• _Work task_
One part of the entries below is wanted: the lines from the one containing "The count of" through the one containing "The starting cell". Write those out exactly and nothing else.

BEGIN Data

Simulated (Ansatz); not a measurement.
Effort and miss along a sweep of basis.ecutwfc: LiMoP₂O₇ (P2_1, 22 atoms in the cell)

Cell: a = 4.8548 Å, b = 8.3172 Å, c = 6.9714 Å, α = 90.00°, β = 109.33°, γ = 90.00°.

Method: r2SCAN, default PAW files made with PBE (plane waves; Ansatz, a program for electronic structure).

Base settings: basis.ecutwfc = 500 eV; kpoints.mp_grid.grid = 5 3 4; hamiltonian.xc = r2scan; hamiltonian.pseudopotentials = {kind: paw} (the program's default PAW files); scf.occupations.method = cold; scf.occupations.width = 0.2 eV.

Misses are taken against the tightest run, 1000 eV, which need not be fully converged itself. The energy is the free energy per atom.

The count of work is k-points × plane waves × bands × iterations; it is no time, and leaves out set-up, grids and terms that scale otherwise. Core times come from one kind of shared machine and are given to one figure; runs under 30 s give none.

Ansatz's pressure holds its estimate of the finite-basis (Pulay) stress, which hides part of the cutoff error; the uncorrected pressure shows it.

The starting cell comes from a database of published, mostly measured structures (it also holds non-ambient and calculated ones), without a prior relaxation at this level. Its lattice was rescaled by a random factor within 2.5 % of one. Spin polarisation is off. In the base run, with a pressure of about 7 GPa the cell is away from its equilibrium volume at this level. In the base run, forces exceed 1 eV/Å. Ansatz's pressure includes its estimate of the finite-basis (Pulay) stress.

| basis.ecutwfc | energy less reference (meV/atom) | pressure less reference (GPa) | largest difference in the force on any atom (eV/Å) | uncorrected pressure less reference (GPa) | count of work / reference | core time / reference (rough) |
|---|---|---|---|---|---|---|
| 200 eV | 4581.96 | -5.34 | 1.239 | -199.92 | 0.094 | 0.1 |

END Data

• _Your solution_
The count of work is k-points × plane waves × bands × iterations; it is no time, and leaves out set-up, grids and terms that scale otherwise. Core times come from one kind of shared machine and are given to one figure; runs under 30 s give none.

Ansatz's pressure holds its estimate of the finite-basis (Pulay) stress, which hides part of the cutoff error; the uncorrected pressure shows it.

The starting cell comes from a database of published, mostly measured structures (it also holds non-ambient and calculated ones), without a prior relaxation at this level. Its lattice was rescaled by a random factor within 2.5 % of one. Spin polarisation is off. In the base run, with a pressure of about 7 GPa the cell is away from its equilibrium volume at this level. In the base run, forces exceed 1 eV/Å. Ansatz's pressure includes its estimate of the finite-basis (Pulay) stress.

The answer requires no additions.